Assignment
Please reproduce exactly the lines that begin the listing below, up to and including the line where "Q: Estimate the wall time of this run." occurs.

***** Listed entries *****

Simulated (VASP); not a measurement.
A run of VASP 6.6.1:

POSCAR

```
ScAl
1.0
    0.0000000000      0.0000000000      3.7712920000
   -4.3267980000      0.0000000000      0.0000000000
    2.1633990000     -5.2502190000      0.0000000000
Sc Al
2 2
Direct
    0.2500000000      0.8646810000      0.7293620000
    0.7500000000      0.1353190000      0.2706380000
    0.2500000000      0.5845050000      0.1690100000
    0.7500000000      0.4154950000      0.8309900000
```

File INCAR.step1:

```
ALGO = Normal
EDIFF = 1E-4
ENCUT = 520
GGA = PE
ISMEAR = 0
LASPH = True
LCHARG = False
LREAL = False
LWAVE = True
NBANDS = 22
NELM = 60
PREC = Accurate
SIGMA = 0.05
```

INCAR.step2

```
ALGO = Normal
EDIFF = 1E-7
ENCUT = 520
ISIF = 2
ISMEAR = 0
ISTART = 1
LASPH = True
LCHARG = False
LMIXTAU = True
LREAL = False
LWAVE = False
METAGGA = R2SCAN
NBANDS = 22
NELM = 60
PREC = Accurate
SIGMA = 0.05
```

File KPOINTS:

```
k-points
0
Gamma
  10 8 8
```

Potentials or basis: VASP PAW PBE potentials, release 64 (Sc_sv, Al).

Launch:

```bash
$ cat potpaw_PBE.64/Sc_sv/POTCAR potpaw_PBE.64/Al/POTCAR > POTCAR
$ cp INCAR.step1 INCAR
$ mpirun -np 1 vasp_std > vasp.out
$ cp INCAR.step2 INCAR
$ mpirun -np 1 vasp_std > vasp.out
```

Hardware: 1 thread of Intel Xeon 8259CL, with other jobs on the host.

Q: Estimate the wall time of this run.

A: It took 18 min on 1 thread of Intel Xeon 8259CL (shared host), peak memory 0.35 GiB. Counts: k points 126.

*****

Task result
Simulated (VASP); not a measurement.
A run of VASP 6.6.1:

POSCAR

```
ScAl
1.0
    0.0000000000      0.0000000000      3.7712920000
   -4.3267980000      0.0000000000      0.0000000000
    2.1633990000     -5.2502190000      0.0000000000
Sc Al
2 2
Direct
    0.2500000000      0.8646810000      0.7293620000
    0.7500000000      0.1353190000      0.2706380000
    0.2500000000      0.5845050000      0.1690100000
    0.7500000000      0.4154950000      0.8309900000
```

File INCAR.step1:

```
ALGO = Normal
EDIFF = 1E-4
ENCUT = 520
GGA = PE
ISMEAR = 0
LASPH = True
LCHARG = False
LREAL = False
LWAVE = True
NBANDS = 22
NELM = 60
PREC = Accurate
SIGMA = 0.05
```

INCAR.step2

```
ALGO = Normal
EDIFF = 1E-7
ENCUT = 520
ISIF = 2
ISMEAR = 0
ISTART = 1
LASPH = True
LCHARG = False
LMIXTAU = True
LREAL = False
LWAVE = False
METAGGA = R2SCAN
NBANDS = 22
NELM = 60
PREC = Accurate
SIGMA = 0.05
```

File KPOINTS:

```
k-points
0
Gamma
  10 8 8
```

Potentials or basis: VASP PAW PBE potentials, release 64 (Sc_sv, Al).

Launch:

```bash
$ cat potpaw_PBE.64/Sc_sv/POTCAR potpaw_PBE.64/Al/POTCAR > POTCAR
$ cp INCAR.step1 INCAR
$ mpirun -np 1 vasp_std > vasp.out
$ cp INCAR.step2 INCAR
$ mpirun -np 1 vasp_std > vasp.out
```

Hardware: 1 thread of Intel Xeon 8259CL, with other jobs on the host.

Q: Estimate the wall time of this run.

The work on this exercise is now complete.